>>>>>

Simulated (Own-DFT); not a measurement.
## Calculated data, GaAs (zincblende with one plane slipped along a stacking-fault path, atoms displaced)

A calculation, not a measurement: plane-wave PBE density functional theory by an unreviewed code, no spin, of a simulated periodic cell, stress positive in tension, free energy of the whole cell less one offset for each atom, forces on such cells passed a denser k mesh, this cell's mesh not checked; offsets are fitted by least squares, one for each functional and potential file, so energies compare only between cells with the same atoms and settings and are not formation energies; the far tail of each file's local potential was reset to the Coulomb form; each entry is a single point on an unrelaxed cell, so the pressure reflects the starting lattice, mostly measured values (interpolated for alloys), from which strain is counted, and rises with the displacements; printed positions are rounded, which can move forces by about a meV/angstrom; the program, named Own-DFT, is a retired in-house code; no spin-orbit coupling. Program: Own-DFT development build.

<<<<<

WORK TASK: Could you print all of the data above once more, unaltered?

TASK ANSWER:
Simulated (Own-DFT); not a measurement.
## Calculated data, GaAs (zincblende with one plane slipped along a stacking-fault path, atoms displaced)

A calculation, not a measurement: plane-wave PBE density functional theory by an unreviewed code, no spin, of a simulated periodic cell, stress positive in tension, free energy of the whole cell less one offset for each atom, forces on such cells passed a denser k mesh, this cell's mesh not checked; offsets are fitted by least squares, one for each functional and potential file, so energies compare only between cells with the same atoms and settings and are not formation energies; the far tail of each file's local potential was reset to the Coulomb form; each entry is a single point on an unrelaxed cell, so the pressure reflects the starting lattice, mostly measured values (interpolated for alloys), from which strain is counted, and rises with the displacements; printed positions are rounded, which can move forces by about a meV/angstrom; the program, named Own-DFT, is a retired in-house code; no spin-orbit coupling. Program: Own-DFT development build.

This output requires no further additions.